- _Exercise_: Below are lines of data; restate word for word those running from the line containing "The structure of" to the line containing "An all-electron density", inclusive, and no others.

- _Data excerpts_:
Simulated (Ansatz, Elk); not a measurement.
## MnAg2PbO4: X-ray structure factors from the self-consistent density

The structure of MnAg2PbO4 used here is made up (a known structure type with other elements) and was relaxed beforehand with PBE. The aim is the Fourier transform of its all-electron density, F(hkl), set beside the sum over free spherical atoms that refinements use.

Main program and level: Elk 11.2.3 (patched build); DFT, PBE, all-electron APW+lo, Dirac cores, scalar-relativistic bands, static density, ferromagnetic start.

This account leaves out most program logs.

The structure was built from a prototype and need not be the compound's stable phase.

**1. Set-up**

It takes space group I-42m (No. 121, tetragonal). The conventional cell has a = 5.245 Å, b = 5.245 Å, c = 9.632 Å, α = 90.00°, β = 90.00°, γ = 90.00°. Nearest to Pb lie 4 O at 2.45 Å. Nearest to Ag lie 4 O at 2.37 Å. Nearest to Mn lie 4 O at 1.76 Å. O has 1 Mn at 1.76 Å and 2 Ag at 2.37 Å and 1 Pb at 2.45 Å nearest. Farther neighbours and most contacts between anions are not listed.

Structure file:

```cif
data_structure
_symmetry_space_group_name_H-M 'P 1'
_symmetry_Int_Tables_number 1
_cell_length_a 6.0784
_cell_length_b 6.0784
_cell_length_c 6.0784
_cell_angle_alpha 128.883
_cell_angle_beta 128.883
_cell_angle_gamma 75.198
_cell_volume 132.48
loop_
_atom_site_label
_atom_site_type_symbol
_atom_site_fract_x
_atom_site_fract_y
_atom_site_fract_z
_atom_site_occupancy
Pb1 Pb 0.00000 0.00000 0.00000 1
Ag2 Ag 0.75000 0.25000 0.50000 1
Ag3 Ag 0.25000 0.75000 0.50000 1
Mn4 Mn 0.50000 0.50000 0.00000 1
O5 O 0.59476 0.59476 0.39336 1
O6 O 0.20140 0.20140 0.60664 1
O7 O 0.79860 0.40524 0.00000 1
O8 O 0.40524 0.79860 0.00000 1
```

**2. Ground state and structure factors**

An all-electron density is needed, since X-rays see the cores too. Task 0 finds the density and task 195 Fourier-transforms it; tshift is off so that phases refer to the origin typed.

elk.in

- _Answer area_:
The structure of MnAg2PbO4 used here is made up (a known structure type with other elements) and was relaxed beforehand with PBE. The aim is the Fourier transform of its all-electron density, F(hkl), set beside the sum over free spherical atoms that refinements use.

Main program and level: Elk 11.2.3 (patched build); DFT, PBE, all-electron APW+lo, Dirac cores, scalar-relativistic bands, static density, ferromagnetic start.

This account leaves out most program logs.

The structure was built from a prototype and need not be the compound's stable phase.

**1. Set-up**

It takes space group I-42m (No. 121, tetragonal). The conventional cell has a = 5.245 Å, b = 5.245 Å, c = 9.632 Å, α = 90.00°, β = 90.00°, γ = 90.00°. Nearest to Pb lie 4 O at 2.45 Å. Nearest to Ag lie 4 O at 2.37 Å. Nearest to Mn lie 4 O at 1.76 Å. O has 1 Mn at 1.76 Å and 2 Ag at 2.37 Å and 1 Pb at 2.45 Å nearest. Farther neighbours and most contacts between anions are not listed.

Structure file:

```cif
data_structure
_symmetry_space_group_name_H-M 'P 1'
_symmetry_Int_Tables_number 1
_cell_length_a 6.0784
_cell_length_b 6.0784
_cell_length_c 6.0784
_cell_angle_alpha 128.883
_cell_angle_beta 128.883
_cell_angle_gamma 75.198
_cell_volume 132.48
loop_
_atom_site_label
_atom_site_type_symbol
_atom_site_fract_x
_atom_site_fract_y
_atom_site_fract_z
_atom_site_occupancy
Pb1 Pb 0.00000 0.00000 0.00000 1
Ag2 Ag 0.75000 0.25000 0.50000 1
Ag3 Ag 0.25000 0.75000 0.50000 1
Mn4 Mn 0.50000 0.50000 0.00000 1
O5 O 0.59476 0.59476 0.39336 1
O6 O 0.20140 0.20140 0.60664 1
O7 O 0.79860 0.40524 0.00000 1
O8 O 0.40524 0.79860 0.00000 1
```

**2. Ground state and structure factors**

An all-electron density is needed, since X-rays see the cores too. Task 0 finds the density and task 195 Fourier-transforms it; tshift is off so that phases refer to the origin typed.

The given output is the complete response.